- _Data for review_:
Segment Open

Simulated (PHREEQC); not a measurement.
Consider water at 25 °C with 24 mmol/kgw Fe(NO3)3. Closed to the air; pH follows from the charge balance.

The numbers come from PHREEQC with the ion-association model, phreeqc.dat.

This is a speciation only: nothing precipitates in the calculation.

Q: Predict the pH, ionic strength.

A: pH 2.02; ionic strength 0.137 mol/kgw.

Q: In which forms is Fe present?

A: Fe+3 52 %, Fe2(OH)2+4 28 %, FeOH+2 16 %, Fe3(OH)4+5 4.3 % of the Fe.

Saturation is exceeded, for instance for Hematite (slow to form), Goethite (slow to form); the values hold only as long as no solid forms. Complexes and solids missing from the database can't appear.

Segment Closed

- _Brief_:
Nothing in the data above should change. Please copy it all.

- _Solution_:
Simulated (PHREEQC); not a measurement.
Consider water at 25 °C with 24 mmol/kgw Fe(NO3)3. Closed to the air; pH follows from the charge balance.

The numbers come from PHREEQC with the ion-association model, phreeqc.dat.

This is a speciation only: nothing precipitates in the calculation.

Q: Predict the pH, ionic strength.

A: pH 2.02; ionic strength 0.137 mol/kgw.

Q: In which forms is Fe present?

A: Fe+3 52 %, Fe2(OH)2+4 28 %, FeOH+2 16 %, Fe3(OH)4+5 4.3 % of the Fe.

Saturation is exceeded, for instance for Hematite (slow to form), Goethite (slow to form); the values hold only as long as no solid forms. Complexes and solids missing from the database can't appear.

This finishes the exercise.